Brief: Quote every entry word for word.

Supplied records:
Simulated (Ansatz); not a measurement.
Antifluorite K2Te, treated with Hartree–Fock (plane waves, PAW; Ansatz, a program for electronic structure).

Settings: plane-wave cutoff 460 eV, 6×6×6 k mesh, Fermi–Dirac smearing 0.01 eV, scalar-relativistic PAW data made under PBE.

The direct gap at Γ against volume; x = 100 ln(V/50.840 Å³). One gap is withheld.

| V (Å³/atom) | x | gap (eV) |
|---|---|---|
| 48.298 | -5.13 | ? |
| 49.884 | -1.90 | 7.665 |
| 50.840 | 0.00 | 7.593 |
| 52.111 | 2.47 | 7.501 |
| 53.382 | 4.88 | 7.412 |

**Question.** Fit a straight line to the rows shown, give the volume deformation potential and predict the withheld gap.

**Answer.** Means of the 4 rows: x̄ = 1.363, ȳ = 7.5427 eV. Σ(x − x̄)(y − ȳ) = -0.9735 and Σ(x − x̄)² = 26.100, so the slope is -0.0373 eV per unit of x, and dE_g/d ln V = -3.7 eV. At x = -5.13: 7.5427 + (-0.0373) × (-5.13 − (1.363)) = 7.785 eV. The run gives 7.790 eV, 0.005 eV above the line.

Reply:
Simulated (Ansatz); not a measurement.
Antifluorite K2Te, treated with Hartree–Fock (plane waves, PAW; Ansatz, a program for electronic structure).

Settings: plane-wave cutoff 460 eV, 6×6×6 k mesh, Fermi–Dirac smearing 0.01 eV, scalar-relativistic PAW data made under PBE.

The direct gap at Γ against volume; x = 100 ln(V/50.840 Å³). One gap is withheld.

| V (Å³/atom) | x | gap (eV) |
|---|---|---|
| 48.298 | -5.13 | ? |
| 49.884 | -1.90 | 7.665 |
| 50.840 | 0.00 | 7.593 |
| 52.111 | 2.47 | 7.501 |
| 53.382 | 4.88 | 7.412 |

**Question.** Fit a straight line to the rows shown, give the volume deformation potential and predict the withheld gap.

**Answer.** Means of the 4 rows: x̄ = 1.363, ȳ = 7.5427 eV. Σ(x − x̄)(y − ȳ) = -0.9735 and Σ(x − x̄)² = 26.100, so the slope is -0.0373 eV per unit of x, and dE_g/d ln V = -3.7 eV. At x = -5.13: 7.5427 + (-0.0373) × (-5.13 − (1.363)) = 7.785 eV. The run gives 7.790 eV, 0.005 eV above the line.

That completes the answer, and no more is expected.